- EXTRACTED RECORDS:
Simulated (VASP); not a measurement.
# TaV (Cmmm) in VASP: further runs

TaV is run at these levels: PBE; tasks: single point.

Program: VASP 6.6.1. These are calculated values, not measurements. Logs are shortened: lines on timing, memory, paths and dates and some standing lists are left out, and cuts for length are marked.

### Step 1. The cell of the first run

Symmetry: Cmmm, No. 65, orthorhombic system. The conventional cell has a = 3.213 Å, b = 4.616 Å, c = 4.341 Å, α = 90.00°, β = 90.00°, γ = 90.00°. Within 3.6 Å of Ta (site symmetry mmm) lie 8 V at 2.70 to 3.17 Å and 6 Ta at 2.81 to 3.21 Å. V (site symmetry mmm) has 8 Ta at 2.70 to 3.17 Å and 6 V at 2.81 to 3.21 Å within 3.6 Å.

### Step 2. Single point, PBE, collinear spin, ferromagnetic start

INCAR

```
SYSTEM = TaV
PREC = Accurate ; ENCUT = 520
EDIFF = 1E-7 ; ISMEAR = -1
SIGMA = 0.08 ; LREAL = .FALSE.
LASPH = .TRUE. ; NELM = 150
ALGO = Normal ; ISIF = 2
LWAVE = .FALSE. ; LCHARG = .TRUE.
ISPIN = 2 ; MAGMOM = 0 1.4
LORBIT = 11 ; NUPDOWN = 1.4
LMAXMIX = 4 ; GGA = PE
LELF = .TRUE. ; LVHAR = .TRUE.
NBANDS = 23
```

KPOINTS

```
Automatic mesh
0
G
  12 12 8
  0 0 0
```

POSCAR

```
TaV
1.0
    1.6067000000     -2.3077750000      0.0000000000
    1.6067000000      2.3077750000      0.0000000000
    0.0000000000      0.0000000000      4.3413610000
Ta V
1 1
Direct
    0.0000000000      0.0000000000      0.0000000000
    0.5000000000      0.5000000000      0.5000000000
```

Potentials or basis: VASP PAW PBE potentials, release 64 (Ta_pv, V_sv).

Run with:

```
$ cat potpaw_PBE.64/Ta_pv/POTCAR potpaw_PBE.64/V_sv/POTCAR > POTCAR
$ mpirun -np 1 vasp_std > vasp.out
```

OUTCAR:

- WORK TASK: Up to and including the line that holds "TaV is run at", reproduce the records above exactly from their first line, and give nothing else.

- EXERCISE OUTPUT:
Simulated (VASP); not a measurement.
# TaV (Cmmm) in VASP: further runs

TaV is run at these levels: PBE; tasks: single point.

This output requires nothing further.